+++ Supplied material

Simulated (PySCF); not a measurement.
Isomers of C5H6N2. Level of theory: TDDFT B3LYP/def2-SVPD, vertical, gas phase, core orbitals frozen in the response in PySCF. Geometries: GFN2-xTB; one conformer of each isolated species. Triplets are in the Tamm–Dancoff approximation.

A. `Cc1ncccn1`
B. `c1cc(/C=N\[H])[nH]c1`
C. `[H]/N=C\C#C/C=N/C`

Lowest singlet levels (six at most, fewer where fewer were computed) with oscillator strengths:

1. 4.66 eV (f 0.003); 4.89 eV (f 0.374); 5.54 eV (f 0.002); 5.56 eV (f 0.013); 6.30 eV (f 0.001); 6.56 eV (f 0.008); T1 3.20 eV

++++++

Set down every entry again, exactly as written.

Simulated (PySCF); not a measurement.
Isomers of C5H6N2. Level of theory: TDDFT B3LYP/def2-SVPD, vertical, gas phase, core orbitals frozen in the response in PySCF. Geometries: GFN2-xTB; one conformer of each isolated species. Triplets are in the Tamm–Dancoff approximation.

A. `Cc1ncccn1`
B. `c1cc(/C=N\[H])[nH]c1`
C. `[H]/N=C\C#C/C=N/C`

Lowest singlet levels (six at most, fewer where fewer were computed) with oscillator strengths:

1. 4.66 eV (f 0.003); 4.89 eV (f 0.374); 5.54 eV (f 0.002); 5.56 eV (f 0.013); 6.30 eV (f 0.001); 6.56 eV (f 0.008); T1 3.20 eV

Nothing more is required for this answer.